______

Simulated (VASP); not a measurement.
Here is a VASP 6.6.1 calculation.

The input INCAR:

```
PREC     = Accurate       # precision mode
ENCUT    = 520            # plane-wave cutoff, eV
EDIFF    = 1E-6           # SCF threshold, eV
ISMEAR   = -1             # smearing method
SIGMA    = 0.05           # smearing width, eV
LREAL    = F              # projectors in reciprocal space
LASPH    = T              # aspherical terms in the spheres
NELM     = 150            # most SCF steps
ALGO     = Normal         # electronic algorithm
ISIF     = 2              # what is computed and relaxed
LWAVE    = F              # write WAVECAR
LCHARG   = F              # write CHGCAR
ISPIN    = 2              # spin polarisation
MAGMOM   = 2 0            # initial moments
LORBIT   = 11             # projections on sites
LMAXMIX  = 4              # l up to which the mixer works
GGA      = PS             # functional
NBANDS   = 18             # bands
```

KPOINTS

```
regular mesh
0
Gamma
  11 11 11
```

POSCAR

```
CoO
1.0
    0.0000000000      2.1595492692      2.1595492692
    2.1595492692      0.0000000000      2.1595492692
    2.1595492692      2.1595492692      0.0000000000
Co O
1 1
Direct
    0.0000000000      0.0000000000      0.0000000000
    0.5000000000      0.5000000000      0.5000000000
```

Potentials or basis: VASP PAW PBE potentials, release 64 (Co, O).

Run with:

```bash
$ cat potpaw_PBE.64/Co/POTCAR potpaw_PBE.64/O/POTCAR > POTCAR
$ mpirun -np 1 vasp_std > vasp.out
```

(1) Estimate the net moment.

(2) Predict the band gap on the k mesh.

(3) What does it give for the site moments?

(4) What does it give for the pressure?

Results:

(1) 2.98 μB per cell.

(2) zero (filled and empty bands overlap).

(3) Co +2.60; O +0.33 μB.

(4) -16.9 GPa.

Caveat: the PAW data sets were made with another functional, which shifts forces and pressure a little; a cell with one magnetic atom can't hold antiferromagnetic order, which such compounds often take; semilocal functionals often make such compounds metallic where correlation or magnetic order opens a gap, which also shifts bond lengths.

______

Assignment
Only the lines from the beginning of the material above through the line with "(4) -16.9 GPa." are wanted; extract them exactly.

Task result
Simulated (VASP); not a measurement.
Here is a VASP 6.6.1 calculation.

The input INCAR:

```
PREC     = Accurate       # precision mode
ENCUT    = 520            # plane-wave cutoff, eV
EDIFF    = 1E-6           # SCF threshold, eV
ISMEAR   = -1             # smearing method
SIGMA    = 0.05           # smearing width, eV
LREAL    = F              # projectors in reciprocal space
LASPH    = T              # aspherical terms in the spheres
NELM     = 150            # most SCF steps
ALGO     = Normal         # electronic algorithm
ISIF     = 2              # what is computed and relaxed
LWAVE    = F              # write WAVECAR
LCHARG   = F              # write CHGCAR
ISPIN    = 2              # spin polarisation
MAGMOM   = 2 0            # initial moments
LORBIT   = 11             # projections on sites
LMAXMIX  = 4              # l up to which the mixer works
GGA      = PS             # functional
NBANDS   = 18             # bands
```

KPOINTS

```
regular mesh
0
Gamma
  11 11 11
```

POSCAR

```
CoO
1.0
    0.0000000000      2.1595492692      2.1595492692
    2.1595492692      0.0000000000      2.1595492692
    2.1595492692      2.1595492692      0.0000000000
Co O
1 1
Direct
    0.0000000000      0.0000000000      0.0000000000
    0.5000000000      0.5000000000      0.5000000000
```

Potentials or basis: VASP PAW PBE potentials, release 64 (Co, O).

Run with:

```bash
$ cat potpaw_PBE.64/Co/POTCAR potpaw_PBE.64/O/POTCAR > POTCAR
$ mpirun -np 1 vasp_std > vasp.out
```

(1) Estimate the net moment.

(2) Predict the band gap on the k mesh.

(3) What does it give for the site moments?

(4) What does it give for the pressure?

Results:

(1) 2.98 μB per cell.

(2) zero (filled and empty bands overlap).

(3) Co +2.60; O +0.33 μB.

(4) -16.9 GPa.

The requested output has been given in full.